BRIEF:
In the material below, the lines from the one containing "Ansatz 0.2.0 |" through the one containing "waves, PAW |" are to be given again exactly, ends included, and no others.

RECORDS SUPPLIED:
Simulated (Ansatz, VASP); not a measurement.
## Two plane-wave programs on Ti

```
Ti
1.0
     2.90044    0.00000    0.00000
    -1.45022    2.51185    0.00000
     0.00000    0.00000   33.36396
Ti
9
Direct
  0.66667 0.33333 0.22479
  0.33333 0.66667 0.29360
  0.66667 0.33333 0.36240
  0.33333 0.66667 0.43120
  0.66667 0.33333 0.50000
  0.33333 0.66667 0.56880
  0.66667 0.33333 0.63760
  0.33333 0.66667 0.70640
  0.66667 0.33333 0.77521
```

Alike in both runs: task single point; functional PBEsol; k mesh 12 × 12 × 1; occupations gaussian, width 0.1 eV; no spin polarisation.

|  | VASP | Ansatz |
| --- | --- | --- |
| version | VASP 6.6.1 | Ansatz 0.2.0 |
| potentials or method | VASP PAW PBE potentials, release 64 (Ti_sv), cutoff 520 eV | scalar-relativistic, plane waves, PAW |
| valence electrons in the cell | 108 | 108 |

EXERCISE ANSWER:
| version | VASP 6.6.1 | Ansatz 0.2.0 |
| potentials or method | VASP PAW PBE potentials, release 64 (Ti_sv), cutoff 520 eV | scalar-relativistic, plane waves, PAW |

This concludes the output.